◆ **Brief**
Print the listing below from its opening line through the line holding "Cutoff 500 eV;", both ends included.

*** Data ***
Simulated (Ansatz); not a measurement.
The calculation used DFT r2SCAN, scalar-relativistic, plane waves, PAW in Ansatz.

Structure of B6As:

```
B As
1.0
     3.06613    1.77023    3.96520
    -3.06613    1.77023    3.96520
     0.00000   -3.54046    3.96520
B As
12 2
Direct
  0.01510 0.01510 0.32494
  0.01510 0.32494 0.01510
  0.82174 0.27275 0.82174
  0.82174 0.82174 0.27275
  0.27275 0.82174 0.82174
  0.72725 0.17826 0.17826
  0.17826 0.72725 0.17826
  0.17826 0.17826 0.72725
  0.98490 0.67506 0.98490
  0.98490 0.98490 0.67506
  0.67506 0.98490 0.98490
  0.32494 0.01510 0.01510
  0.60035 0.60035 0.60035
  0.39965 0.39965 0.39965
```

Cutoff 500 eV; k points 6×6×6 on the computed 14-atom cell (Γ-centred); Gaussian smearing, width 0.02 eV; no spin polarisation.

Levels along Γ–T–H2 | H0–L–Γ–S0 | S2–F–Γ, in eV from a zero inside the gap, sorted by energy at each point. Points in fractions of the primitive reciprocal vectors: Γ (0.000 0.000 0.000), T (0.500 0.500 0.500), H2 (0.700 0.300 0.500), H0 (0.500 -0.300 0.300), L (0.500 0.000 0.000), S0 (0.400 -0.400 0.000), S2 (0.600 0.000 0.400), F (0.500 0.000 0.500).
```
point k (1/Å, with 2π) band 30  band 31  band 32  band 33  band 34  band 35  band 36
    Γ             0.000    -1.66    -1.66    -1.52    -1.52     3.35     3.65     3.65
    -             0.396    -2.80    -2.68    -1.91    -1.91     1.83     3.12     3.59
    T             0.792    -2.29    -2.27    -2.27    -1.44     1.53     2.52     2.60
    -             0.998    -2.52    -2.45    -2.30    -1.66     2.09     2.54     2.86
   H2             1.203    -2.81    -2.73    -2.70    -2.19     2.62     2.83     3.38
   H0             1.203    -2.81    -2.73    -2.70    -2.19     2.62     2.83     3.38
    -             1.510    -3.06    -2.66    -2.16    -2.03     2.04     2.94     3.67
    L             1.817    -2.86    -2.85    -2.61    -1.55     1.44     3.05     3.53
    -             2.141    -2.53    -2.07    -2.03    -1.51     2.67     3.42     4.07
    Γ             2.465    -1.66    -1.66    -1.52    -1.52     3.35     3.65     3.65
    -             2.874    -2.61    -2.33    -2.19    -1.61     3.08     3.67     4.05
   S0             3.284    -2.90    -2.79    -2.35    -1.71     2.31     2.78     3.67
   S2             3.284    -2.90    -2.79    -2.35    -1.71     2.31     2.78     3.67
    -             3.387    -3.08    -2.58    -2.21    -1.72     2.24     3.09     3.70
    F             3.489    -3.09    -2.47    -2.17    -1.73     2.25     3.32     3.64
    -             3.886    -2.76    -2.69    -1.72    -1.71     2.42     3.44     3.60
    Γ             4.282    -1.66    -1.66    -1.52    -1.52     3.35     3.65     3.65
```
*** End of Data ***

◆ **Exercise solution**
Simulated (Ansatz); not a measurement.
The calculation used DFT r2SCAN, scalar-relativistic, plane waves, PAW in Ansatz.

Structure of B6As:

```
B As
1.0
     3.06613    1.77023    3.96520
    -3.06613    1.77023    3.96520
     0.00000   -3.54046    3.96520
B As
12 2
Direct
  0.01510 0.01510 0.32494
  0.01510 0.32494 0.01510
  0.82174 0.27275 0.82174
  0.82174 0.82174 0.27275
  0.27275 0.82174 0.82174
  0.72725 0.17826 0.17826
  0.17826 0.72725 0.17826
  0.17826 0.17826 0.72725
  0.98490 0.67506 0.98490
  0.98490 0.98490 0.67506
  0.67506 0.98490 0.98490
  0.32494 0.01510 0.01510
  0.60035 0.60035 0.60035
  0.39965 0.39965 0.39965
```

Cutoff 500 eV; k points 6×6×6 on the computed 14-atom cell (Γ-centred); Gaussian smearing, width 0.02 eV; no spin polarisation.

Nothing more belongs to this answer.